======== DATA SUPPLIED

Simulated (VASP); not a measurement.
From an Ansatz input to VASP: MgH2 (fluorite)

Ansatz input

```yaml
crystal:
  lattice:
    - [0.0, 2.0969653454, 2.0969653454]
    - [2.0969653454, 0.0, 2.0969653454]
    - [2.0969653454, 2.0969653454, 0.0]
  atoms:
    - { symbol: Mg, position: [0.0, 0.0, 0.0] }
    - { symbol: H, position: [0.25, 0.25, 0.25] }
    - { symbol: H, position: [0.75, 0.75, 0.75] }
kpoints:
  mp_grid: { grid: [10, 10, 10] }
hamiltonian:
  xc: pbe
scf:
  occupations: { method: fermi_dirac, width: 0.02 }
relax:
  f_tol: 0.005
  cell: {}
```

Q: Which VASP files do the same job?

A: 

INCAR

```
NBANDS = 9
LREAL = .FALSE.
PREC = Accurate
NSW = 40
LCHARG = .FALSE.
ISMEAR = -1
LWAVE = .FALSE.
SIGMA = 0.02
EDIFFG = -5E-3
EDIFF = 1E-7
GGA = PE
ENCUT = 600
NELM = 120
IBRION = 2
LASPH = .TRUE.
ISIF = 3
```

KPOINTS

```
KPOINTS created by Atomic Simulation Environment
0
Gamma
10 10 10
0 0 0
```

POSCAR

================

WORK INSTRUCTION:
Could you return all of the entries exactly as they stand?

WRITTEN REPLY:
Simulated (VASP); not a measurement.
From an Ansatz input to VASP: MgH2 (fluorite)

Ansatz input

```yaml
crystal:
  lattice:
    - [0.0, 2.0969653454, 2.0969653454]
    - [2.0969653454, 0.0, 2.0969653454]
    - [2.0969653454, 2.0969653454, 0.0]
  atoms:
    - { symbol: Mg, position: [0.0, 0.0, 0.0] }
    - { symbol: H, position: [0.25, 0.25, 0.25] }
    - { symbol: H, position: [0.75, 0.75, 0.75] }
kpoints:
  mp_grid: { grid: [10, 10, 10] }
hamiltonian:
  xc: pbe
scf:
  occupations: { method: fermi_dirac, width: 0.02 }
relax:
  f_tol: 0.005
  cell: {}
```

Q: Which VASP files do the same job?

A: 

INCAR

```
NBANDS = 9
LREAL = .FALSE.
PREC = Accurate
NSW = 40
LCHARG = .FALSE.
ISMEAR = -1
LWAVE = .FALSE.
SIGMA = 0.02
EDIFFG = -5E-3
EDIFF = 1E-7
GGA = PE
ENCUT = 600
NELM = 120
IBRION = 2
LASPH = .TRUE.
ISIF = 3
```

KPOINTS

```
KPOINTS created by Atomic Simulation Environment
0
Gamma
10 10 10
0 0 0
```

POSCAR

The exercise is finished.